- Activity -
The data below is to be retyped exactly, line by line.

- Information shown -
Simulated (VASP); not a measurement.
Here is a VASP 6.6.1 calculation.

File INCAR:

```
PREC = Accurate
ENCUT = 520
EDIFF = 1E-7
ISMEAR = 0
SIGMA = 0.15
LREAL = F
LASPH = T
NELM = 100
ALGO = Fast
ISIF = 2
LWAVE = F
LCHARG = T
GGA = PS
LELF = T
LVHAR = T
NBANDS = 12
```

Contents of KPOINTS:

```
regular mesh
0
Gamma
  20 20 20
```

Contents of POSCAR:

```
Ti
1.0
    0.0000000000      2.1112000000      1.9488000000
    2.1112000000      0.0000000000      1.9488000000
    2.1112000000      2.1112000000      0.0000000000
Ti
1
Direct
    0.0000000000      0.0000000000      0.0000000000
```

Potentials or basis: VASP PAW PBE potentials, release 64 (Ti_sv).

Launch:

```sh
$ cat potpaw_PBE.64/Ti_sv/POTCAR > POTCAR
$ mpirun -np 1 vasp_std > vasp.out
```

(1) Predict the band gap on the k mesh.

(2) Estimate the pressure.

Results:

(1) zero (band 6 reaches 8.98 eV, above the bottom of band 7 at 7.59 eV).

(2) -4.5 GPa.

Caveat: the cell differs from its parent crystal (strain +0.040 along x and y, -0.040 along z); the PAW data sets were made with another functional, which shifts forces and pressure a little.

- Response box -
Simulated (VASP); not a measurement.
Here is a VASP 6.6.1 calculation.

File INCAR:

```
PREC = Accurate
ENCUT = 520
EDIFF = 1E-7
ISMEAR = 0
SIGMA = 0.15
LREAL = F
LASPH = T
NELM = 100
ALGO = Fast
ISIF = 2
LWAVE = F
LCHARG = T
GGA = PS
LELF = T
LVHAR = T
NBANDS = 12
```

Contents of KPOINTS:

```
regular mesh
0
Gamma
  20 20 20
```

Contents of POSCAR:

```
Ti
1.0
    0.0000000000      2.1112000000      1.9488000000
    2.1112000000      0.0000000000      1.9488000000
    2.1112000000      2.1112000000      0.0000000000
Ti
1
Direct
    0.0000000000      0.0000000000      0.0000000000
```

Potentials or basis: VASP PAW PBE potentials, release 64 (Ti_sv).

Launch:

```sh
$ cat potpaw_PBE.64/Ti_sv/POTCAR > POTCAR
$ mpirun -np 1 vasp_std > vasp.out
```

(1) Predict the band gap on the k mesh.

(2) Estimate the pressure.

Results:

(1) zero (band 6 reaches 8.98 eV, above the bottom of band 7 at 7.59 eV).

(2) -4.5 GPa.

Caveat: the cell differs from its parent crystal (strain +0.040 along x and y, -0.040 along z); the PAW data sets were made with another functional, which shifts forces and pressure a little.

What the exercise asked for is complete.